**RECORD EXCERPTS**
== Segment start ==
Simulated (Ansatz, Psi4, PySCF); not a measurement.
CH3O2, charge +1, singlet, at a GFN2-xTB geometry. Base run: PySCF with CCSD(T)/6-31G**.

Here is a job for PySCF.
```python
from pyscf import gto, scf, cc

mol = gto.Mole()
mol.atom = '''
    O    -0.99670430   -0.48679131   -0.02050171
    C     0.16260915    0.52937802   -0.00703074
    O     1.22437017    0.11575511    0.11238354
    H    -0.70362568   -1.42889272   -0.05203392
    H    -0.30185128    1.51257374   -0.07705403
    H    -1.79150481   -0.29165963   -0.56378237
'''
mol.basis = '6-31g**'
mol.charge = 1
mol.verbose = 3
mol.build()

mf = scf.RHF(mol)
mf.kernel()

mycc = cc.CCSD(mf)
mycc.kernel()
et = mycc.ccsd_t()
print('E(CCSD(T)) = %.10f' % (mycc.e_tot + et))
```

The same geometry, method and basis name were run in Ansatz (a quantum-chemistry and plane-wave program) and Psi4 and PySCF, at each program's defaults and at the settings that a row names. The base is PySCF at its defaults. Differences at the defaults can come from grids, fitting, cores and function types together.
== Segment end ==

**ACTION ITEM**
Write a verbatim copy of the listing above.

**TASK SOLUTION**
Simulated (Ansatz, Psi4, PySCF); not a measurement.
CH3O2, charge +1, singlet, at a GFN2-xTB geometry. Base run: PySCF with CCSD(T)/6-31G**.

Here is a job for PySCF.
```python
from pyscf import gto, scf, cc

mol = gto.Mole()
mol.atom = '''
    O    -0.99670430   -0.48679131   -0.02050171
    C     0.16260915    0.52937802   -0.00703074
    O     1.22437017    0.11575511    0.11238354
    H    -0.70362568   -1.42889272   -0.05203392
    H    -0.30185128    1.51257374   -0.07705403
    H    -1.79150481   -0.29165963   -0.56378237
'''
mol.basis = '6-31g**'
mol.charge = 1
mol.verbose = 3
mol.build()

mf = scf.RHF(mol)
mf.kernel()

mycc = cc.CCSD(mf)
mycc.kernel()
et = mycc.ccsd_t()
print('E(CCSD(T)) = %.10f' % (mycc.e_tot + et))
```

The same geometry, method and basis name were run in Ansatz (a quantum-chemistry and plane-wave program) and Psi4 and PySCF, at each program's defaults and at the settings that a row names. The base is PySCF at its defaults. Differences at the defaults can come from grids, fitting, cores and function types together.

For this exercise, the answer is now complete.